Print exactly those lines that run from the beginning of the data to the line bearing "Computed, not measured: PySCF, UKS", inclusive.

___
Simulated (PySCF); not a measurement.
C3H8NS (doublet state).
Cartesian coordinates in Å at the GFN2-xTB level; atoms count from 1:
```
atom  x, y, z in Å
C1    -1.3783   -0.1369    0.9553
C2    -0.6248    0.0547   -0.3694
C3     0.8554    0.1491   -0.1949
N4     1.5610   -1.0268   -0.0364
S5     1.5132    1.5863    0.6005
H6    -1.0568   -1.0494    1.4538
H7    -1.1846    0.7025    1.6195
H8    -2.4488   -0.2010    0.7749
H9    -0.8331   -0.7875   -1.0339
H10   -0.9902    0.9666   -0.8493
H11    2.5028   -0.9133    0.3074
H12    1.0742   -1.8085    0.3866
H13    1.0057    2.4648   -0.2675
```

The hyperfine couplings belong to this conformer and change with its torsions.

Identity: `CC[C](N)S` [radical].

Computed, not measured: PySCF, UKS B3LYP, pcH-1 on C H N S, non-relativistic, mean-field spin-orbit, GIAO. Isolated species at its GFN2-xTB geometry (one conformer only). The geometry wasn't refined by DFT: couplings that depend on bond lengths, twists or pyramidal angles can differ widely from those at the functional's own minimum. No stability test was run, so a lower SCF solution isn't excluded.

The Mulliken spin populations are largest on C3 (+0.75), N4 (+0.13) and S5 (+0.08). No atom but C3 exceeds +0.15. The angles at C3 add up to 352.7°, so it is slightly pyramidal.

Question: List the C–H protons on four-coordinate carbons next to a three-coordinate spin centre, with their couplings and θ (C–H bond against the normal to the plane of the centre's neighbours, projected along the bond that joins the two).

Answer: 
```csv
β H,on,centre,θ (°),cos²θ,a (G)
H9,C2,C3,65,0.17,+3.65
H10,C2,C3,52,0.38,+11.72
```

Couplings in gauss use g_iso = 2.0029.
___

* [Task answer]:
Simulated (PySCF); not a measurement.
C3H8NS (doublet state).
Cartesian coordinates in Å at the GFN2-xTB level; atoms count from 1:
```
atom  x, y, z in Å
C1    -1.3783   -0.1369    0.9553
C2    -0.6248    0.0547   -0.3694
C3     0.8554    0.1491   -0.1949
N4     1.5610   -1.0268   -0.0364
S5     1.5132    1.5863    0.6005
H6    -1.0568   -1.0494    1.4538
H7    -1.1846    0.7025    1.6195
H8    -2.4488   -0.2010    0.7749
H9    -0.8331   -0.7875   -1.0339
H10   -0.9902    0.9666   -0.8493
H11    2.5028   -0.9133    0.3074
H12    1.0742   -1.8085    0.3866
H13    1.0057    2.4648   -0.2675
```

The hyperfine couplings belong to this conformer and change with its torsions.

Identity: `CC[C](N)S` [radical].

Computed, not measured: PySCF, UKS B3LYP, pcH-1 on C H N S, non-relativistic, mean-field spin-orbit, GIAO. Isolated species at its GFN2-xTB geometry (one conformer only). The geometry wasn't refined by DFT: couplings that depend on bond lengths, twists or pyramidal angles can differ widely from those at the functional's own minimum. No stability test was run, so a lower SCF solution isn't excluded.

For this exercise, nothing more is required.